*DATA EXTRACT*.
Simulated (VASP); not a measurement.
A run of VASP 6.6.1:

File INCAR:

*WORK ITEM*. Reproduce all of the data above, exactly and without omission.

*SOLUTION*.
Simulated (VASP); not a measurement.
A run of VASP 6.6.1:

File INCAR:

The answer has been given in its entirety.